[Assignment]: Your answer must be an exact transcription of every record.

[Source data]:
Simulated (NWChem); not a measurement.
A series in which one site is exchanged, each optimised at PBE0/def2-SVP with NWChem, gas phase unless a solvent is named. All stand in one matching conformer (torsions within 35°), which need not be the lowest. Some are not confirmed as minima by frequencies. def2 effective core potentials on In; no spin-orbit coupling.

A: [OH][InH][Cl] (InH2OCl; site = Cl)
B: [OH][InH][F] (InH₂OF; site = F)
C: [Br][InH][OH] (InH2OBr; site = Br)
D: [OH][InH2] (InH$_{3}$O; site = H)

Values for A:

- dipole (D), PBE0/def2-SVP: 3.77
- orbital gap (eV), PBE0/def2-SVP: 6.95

[Written answer]:
Simulated (NWChem); not a measurement.
A series in which one site is exchanged, each optimised at PBE0/def2-SVP with NWChem, gas phase unless a solvent is named. All stand in one matching conformer (torsions within 35°), which need not be the lowest. Some are not confirmed as minima by frequencies. def2 effective core potentials on In; no spin-orbit coupling.

A: [OH][InH][Cl] (InH2OCl; site = Cl)
B: [OH][InH][F] (InH₂OF; site = F)
C: [Br][InH][OH] (InH2OBr; site = Br)
D: [OH][InH2] (InH$_{3}$O; site = H)

Values for A:

- dipole (D), PBE0/def2-SVP: 3.77
- orbital gap (eV), PBE0/def2-SVP: 6.95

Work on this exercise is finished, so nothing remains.